Records shown: Begin
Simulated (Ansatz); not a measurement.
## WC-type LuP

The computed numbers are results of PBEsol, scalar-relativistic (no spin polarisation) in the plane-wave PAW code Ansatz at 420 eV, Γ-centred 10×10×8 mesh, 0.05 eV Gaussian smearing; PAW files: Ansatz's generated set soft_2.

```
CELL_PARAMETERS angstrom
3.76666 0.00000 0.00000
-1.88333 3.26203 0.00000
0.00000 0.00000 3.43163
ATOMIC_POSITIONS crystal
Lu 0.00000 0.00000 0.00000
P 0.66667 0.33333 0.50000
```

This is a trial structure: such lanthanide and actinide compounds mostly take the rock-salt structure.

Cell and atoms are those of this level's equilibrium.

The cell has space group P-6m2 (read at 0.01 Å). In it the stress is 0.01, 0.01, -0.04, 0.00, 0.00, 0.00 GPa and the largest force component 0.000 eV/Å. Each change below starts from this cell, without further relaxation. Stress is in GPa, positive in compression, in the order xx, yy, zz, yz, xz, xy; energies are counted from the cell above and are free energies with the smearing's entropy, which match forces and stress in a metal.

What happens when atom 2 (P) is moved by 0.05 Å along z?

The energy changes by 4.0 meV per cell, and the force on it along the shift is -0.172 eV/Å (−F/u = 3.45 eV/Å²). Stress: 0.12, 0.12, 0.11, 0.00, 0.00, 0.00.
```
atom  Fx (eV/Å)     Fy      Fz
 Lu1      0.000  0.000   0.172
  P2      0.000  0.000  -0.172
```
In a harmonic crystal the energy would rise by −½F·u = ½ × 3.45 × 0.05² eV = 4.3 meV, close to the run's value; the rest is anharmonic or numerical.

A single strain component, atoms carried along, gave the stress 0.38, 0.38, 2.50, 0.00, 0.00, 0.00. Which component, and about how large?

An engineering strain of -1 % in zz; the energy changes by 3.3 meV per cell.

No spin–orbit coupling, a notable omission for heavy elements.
Records shown: End

__Work instruction__.
Only the lines from the first one of the listing up to and including the line where "In a harmonic" appears are wanted, reproduced exactly.

__Response__.
Simulated (Ansatz); not a measurement.
## WC-type LuP

The computed numbers are results of PBEsol, scalar-relativistic (no spin polarisation) in the plane-wave PAW code Ansatz at 420 eV, Γ-centred 10×10×8 mesh, 0.05 eV Gaussian smearing; PAW files: Ansatz's generated set soft_2.

```
CELL_PARAMETERS angstrom
3.76666 0.00000 0.00000
-1.88333 3.26203 0.00000
0.00000 0.00000 3.43163
ATOMIC_POSITIONS crystal
Lu 0.00000 0.00000 0.00000
P 0.66667 0.33333 0.50000
```

This is a trial structure: such lanthanide and actinide compounds mostly take the rock-salt structure.

Cell and atoms are those of this level's equilibrium.

The cell has space group P-6m2 (read at 0.01 Å). In it the stress is 0.01, 0.01, -0.04, 0.00, 0.00, 0.00 GPa and the largest force component 0.000 eV/Å. Each change below starts from this cell, without further relaxation. Stress is in GPa, positive in compression, in the order xx, yy, zz, yz, xz, xy; energies are counted from the cell above and are free energies with the smearing's entropy, which match forces and stress in a metal.

What happens when atom 2 (P) is moved by 0.05 Å along z?

The energy changes by 4.0 meV per cell, and the force on it along the shift is -0.172 eV/Å (−F/u = 3.45 eV/Å²). Stress: 0.12, 0.12, 0.11, 0.00, 0.00, 0.00.
```
atom  Fx (eV/Å)     Fy      Fz
 Lu1      0.000  0.000   0.172
  P2      0.000  0.000  -0.172
```
In a harmonic crystal the energy would rise by −½F·u = ½ × 3.45 × 0.05² eV = 4.3 meV, close to the run's value; the rest is anharmonic or numerical.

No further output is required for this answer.